Work item
Only one stretch of the listing below is wanted. Begin at the line that has "Cutoff | 520 eV |", stop after the line that has "correction | no |", and repeat every line in between exactly.

Record set
########################################

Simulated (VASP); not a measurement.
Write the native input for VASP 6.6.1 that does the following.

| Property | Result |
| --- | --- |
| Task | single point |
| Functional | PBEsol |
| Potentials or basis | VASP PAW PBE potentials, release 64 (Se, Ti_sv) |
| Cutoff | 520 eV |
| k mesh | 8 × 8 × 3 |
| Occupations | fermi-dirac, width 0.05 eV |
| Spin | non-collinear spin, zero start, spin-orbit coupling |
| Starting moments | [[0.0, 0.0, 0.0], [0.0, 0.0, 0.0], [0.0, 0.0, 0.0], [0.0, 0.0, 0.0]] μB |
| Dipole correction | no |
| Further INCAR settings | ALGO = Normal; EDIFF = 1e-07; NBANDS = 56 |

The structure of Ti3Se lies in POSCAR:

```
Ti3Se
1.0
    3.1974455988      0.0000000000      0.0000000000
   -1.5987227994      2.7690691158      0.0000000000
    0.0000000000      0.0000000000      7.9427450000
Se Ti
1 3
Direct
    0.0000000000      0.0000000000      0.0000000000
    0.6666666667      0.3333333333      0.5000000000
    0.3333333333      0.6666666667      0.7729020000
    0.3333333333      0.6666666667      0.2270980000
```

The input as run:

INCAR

########################################

Response box
| Cutoff | 520 eV |
| k mesh | 8 × 8 × 3 |
| Occupations | fermi-dirac, width 0.05 eV |
| Spin | non-collinear spin, zero start, spin-orbit coupling |
| Starting moments | [[0.0, 0.0, 0.0], [0.0, 0.0, 0.0], [0.0, 0.0, 0.0], [0.0, 0.0, 0.0]] μB |
| Dipole correction | no |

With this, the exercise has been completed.